## DATA TO EXAMINE
-=-=-
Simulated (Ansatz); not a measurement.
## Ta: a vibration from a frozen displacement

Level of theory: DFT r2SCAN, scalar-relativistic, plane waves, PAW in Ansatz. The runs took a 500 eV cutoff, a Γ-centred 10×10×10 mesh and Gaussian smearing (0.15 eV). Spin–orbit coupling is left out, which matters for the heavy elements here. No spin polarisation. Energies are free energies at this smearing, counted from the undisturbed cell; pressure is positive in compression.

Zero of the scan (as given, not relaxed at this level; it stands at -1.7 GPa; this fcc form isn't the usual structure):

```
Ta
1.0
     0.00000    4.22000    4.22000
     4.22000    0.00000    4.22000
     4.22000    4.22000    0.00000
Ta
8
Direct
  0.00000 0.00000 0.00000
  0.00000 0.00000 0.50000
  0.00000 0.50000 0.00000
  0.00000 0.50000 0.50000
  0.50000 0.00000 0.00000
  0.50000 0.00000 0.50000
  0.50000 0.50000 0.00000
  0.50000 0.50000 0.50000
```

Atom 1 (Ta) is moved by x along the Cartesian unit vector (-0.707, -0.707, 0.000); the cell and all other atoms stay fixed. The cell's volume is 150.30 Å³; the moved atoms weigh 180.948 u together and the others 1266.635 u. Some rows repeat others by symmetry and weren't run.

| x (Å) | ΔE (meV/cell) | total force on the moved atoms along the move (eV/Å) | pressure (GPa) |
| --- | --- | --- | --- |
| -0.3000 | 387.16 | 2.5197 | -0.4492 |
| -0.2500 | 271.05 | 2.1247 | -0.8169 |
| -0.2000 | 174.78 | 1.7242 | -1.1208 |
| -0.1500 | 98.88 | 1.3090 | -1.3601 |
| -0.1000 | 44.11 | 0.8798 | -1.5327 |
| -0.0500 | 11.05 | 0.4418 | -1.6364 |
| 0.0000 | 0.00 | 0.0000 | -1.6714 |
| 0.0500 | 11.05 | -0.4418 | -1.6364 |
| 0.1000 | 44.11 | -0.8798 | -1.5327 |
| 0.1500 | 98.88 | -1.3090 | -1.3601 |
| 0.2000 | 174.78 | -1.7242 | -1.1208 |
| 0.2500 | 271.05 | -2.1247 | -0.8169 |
-=-=-

## REQUIREMENT
From the first line of the listing above to the line with "## Ta: a vibration from a frozen displacement", please transcribe each line exactly, both ends included, and nothing beyond that.

## RESPONSE
Simulated (Ansatz); not a measurement.
## Ta: a vibration from a frozen displacement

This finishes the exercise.